## Work instruction:
Go through the entries below from the first line and output each one exactly, up to and including the line with "Computed with Own-DFT".

## Supplied information:
- - -
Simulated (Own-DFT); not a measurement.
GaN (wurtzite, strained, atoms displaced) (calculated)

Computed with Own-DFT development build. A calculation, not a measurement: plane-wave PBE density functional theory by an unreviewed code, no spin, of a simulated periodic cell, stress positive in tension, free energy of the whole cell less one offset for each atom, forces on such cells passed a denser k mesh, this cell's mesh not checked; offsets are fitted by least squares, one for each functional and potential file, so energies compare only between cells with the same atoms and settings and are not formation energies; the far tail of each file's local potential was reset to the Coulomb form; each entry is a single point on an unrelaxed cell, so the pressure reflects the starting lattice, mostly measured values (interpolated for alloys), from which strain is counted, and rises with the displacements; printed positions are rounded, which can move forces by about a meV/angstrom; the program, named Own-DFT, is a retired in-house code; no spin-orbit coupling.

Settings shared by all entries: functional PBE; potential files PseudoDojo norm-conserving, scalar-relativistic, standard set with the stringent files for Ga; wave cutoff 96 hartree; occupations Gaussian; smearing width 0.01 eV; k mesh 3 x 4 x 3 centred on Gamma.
- - -

## Answer box:
Simulated (Own-DFT); not a measurement.
GaN (wurtzite, strained, atoms displaced) (calculated)

Computed with Own-DFT development build. A calculation, not a measurement: plane-wave PBE density functional theory by an unreviewed code, no spin, of a simulated periodic cell, stress positive in tension, free energy of the whole cell less one offset for each atom, forces on such cells passed a denser k mesh, this cell's mesh not checked; offsets are fitted by least squares, one for each functional and potential file, so energies compare only between cells with the same atoms and settings and are not formation energies; the far tail of each file's local potential was reset to the Coulomb form; each entry is a single point on an unrelaxed cell, so the pressure reflects the starting lattice, mostly measured values (interpolated for alloys), from which strain is counted, and rises with the displacements; printed positions are rounded, which can move forces by about a meV/angstrom; the program, named Own-DFT, is a retired in-house code; no spin-orbit coupling.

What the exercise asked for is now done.